WORK INSTRUCTION: Could you return the full listing below exactly as it appears?

*** SOURCE DATA Section Begins ***

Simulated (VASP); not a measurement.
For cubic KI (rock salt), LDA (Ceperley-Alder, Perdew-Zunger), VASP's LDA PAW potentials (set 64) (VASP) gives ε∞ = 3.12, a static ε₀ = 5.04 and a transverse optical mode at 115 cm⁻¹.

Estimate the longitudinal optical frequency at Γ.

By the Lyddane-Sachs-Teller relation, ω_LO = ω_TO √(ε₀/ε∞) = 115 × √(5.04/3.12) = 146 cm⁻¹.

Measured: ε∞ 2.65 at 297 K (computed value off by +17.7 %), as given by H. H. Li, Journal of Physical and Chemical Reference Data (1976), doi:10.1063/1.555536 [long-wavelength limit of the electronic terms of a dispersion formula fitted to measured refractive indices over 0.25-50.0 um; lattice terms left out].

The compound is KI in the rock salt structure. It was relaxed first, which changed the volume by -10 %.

*** SOURCE DATA Section Ends ***

RESPONSE AREA:
Simulated (VASP); not a measurement.
For cubic KI (rock salt), LDA (Ceperley-Alder, Perdew-Zunger), VASP's LDA PAW potentials (set 64) (VASP) gives ε∞ = 3.12, a static ε₀ = 5.04 and a transverse optical mode at 115 cm⁻¹.

Estimate the longitudinal optical frequency at Γ.

By the Lyddane-Sachs-Teller relation, ω_LO = ω_TO √(ε₀/ε∞) = 115 × √(5.04/3.12) = 146 cm⁻¹.

Measured: ε∞ 2.65 at 297 K (computed value off by +17.7 %), as given by H. H. Li, Journal of Physical and Chemical Reference Data (1976), doi:10.1063/1.555536 [long-wavelength limit of the electronic terms of a dispersion formula fitted to measured refractive indices over 0.25-50.0 um; lattice terms left out].

The compound is KI in the rock salt structure. It was relaxed first, which changed the volume by -10 %.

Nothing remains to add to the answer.